▶ _Brief_
Retype each line of the listing. Do not alter anything.

▶ _Provided material_
....

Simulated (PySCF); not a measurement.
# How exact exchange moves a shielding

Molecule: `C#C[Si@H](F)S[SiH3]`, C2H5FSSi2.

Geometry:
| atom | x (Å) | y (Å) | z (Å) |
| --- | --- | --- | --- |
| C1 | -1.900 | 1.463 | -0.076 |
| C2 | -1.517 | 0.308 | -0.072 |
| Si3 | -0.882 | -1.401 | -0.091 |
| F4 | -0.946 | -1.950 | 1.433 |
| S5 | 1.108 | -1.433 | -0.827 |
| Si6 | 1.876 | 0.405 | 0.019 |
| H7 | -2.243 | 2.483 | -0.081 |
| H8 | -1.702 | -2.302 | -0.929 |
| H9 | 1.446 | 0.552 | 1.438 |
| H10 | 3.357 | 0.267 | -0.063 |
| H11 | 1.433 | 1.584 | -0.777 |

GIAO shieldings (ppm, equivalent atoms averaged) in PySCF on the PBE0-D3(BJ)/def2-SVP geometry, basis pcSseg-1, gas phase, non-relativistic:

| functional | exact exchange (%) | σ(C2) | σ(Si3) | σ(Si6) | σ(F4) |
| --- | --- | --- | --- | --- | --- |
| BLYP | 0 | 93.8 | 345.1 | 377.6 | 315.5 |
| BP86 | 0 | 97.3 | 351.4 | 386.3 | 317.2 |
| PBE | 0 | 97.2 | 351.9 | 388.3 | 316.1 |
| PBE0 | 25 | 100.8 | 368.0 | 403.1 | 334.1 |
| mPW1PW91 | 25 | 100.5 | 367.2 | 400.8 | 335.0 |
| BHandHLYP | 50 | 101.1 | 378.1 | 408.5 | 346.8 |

....

▶ _Written answer_
Simulated (PySCF); not a measurement.
# How exact exchange moves a shielding

Molecule: `C#C[Si@H](F)S[SiH3]`, C2H5FSSi2.

Geometry:
| atom | x (Å) | y (Å) | z (Å) |
| --- | --- | --- | --- |
| C1 | -1.900 | 1.463 | -0.076 |
| C2 | -1.517 | 0.308 | -0.072 |
| Si3 | -0.882 | -1.401 | -0.091 |
| F4 | -0.946 | -1.950 | 1.433 |
| S5 | 1.108 | -1.433 | -0.827 |
| Si6 | 1.876 | 0.405 | 0.019 |
| H7 | -2.243 | 2.483 | -0.081 |
| H8 | -1.702 | -2.302 | -0.929 |
| H9 | 1.446 | 0.552 | 1.438 |
| H10 | 3.357 | 0.267 | -0.063 |
| H11 | 1.433 | 1.584 | -0.777 |

GIAO shieldings (ppm, equivalent atoms averaged) in PySCF on the PBE0-D3(BJ)/def2-SVP geometry, basis pcSseg-1, gas phase, non-relativistic:

| functional | exact exchange (%) | σ(C2) | σ(Si3) | σ(Si6) | σ(F4) |
| --- | --- | --- | --- | --- | --- |
| BLYP | 0 | 93.8 | 345.1 | 377.6 | 315.5 |
| BP86 | 0 | 97.3 | 351.4 | 386.3 | 317.2 |
| PBE | 0 | 97.2 | 351.9 | 388.3 | 316.1 |
| PBE0 | 25 | 100.8 | 368.0 | 403.1 | 334.1 |
| mPW1PW91 | 25 | 100.5 | 367.2 | 400.8 | 335.0 |
| BHandHLYP | 50 | 101.1 | 378.1 | 408.5 | 346.8 |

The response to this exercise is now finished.